**Action item:** Restate word for word the entries below, starting with the line with "Field parameters in" and continuing through the line with "S is read from ⟨S²⟩ = S(S + 1).". Include both of those lines and no others.

--------------------

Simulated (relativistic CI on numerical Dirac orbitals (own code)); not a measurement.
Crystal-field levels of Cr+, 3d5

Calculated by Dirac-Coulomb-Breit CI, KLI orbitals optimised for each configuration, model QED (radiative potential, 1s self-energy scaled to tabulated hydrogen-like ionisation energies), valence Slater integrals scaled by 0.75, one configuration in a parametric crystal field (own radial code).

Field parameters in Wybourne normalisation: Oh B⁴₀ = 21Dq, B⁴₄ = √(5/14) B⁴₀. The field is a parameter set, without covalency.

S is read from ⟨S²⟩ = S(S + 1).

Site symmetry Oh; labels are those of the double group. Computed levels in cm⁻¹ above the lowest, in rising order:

--------------------

**Your solution:**
Field parameters in Wybourne normalisation: Oh B⁴₀ = 21Dq, B⁴₄ = √(5/14) B⁴₀. The field is a parameter set, without covalency.

S is read from ⟨S²⟩ = S(S + 1).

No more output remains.